* **ASSIGNMENT**: Each line in the records below, from the one that contains "Calculation: PySCF 2.14.0" to the one that contains "Map of the log10", should be reproduced exactly, the first and last included.

LISTED RECORDS below:

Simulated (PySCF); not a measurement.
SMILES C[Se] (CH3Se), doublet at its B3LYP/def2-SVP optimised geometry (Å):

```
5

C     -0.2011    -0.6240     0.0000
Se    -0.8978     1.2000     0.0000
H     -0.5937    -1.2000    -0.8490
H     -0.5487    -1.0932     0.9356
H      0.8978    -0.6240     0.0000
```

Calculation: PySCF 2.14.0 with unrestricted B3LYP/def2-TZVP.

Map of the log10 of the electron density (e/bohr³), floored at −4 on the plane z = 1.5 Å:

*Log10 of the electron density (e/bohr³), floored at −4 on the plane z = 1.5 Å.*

End of LISTED RECORDS.

* **WRITTEN RESPONSE**:
Calculation: PySCF 2.14.0 with unrestricted B3LYP/def2-TZVP.

Map of the log10 of the electron density (e/bohr³), floored at −4 on the plane z = 1.5 Å:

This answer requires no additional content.